##### Data extract

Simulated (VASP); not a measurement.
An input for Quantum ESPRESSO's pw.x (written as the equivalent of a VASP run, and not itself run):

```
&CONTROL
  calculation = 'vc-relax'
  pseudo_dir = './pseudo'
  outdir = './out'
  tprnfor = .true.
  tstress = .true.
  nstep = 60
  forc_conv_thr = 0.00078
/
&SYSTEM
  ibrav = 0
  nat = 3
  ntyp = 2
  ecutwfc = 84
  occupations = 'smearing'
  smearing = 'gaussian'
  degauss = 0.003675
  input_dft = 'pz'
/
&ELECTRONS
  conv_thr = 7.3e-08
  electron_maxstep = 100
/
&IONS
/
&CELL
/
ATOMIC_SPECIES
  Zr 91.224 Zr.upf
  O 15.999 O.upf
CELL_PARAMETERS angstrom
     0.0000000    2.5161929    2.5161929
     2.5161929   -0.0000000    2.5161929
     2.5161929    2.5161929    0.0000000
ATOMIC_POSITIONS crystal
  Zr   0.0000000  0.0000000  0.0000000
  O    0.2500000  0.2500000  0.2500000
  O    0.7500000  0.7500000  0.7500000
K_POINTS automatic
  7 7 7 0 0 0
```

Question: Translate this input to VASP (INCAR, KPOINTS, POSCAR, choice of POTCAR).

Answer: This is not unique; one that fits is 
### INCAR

##########

Action item:
Reprint the entire listing exactly.

Written reply:
Simulated (VASP); not a measurement.
An input for Quantum ESPRESSO's pw.x (written as the equivalent of a VASP run, and not itself run):

```
&CONTROL
  calculation = 'vc-relax'
  pseudo_dir = './pseudo'
  outdir = './out'
  tprnfor = .true.
  tstress = .true.
  nstep = 60
  forc_conv_thr = 0.00078
/
&SYSTEM
  ibrav = 0
  nat = 3
  ntyp = 2
  ecutwfc = 84
  occupations = 'smearing'
  smearing = 'gaussian'
  degauss = 0.003675
  input_dft = 'pz'
/
&ELECTRONS
  conv_thr = 7.3e-08
  electron_maxstep = 100
/
&IONS
/
&CELL
/
ATOMIC_SPECIES
  Zr 91.224 Zr.upf
  O 15.999 O.upf
CELL_PARAMETERS angstrom
     0.0000000    2.5161929    2.5161929
     2.5161929   -0.0000000    2.5161929
     2.5161929    2.5161929    0.0000000
ATOMIC_POSITIONS crystal
  Zr   0.0000000  0.0000000  0.0000000
  O    0.2500000  0.2500000  0.2500000
  O    0.7500000  0.7500000  0.7500000
K_POINTS automatic
  7 7 7 0 0 0
```

Question: Translate this input to VASP (INCAR, KPOINTS, POSCAR, choice of POTCAR).

Answer: This is not unique; one that fits is 
### INCAR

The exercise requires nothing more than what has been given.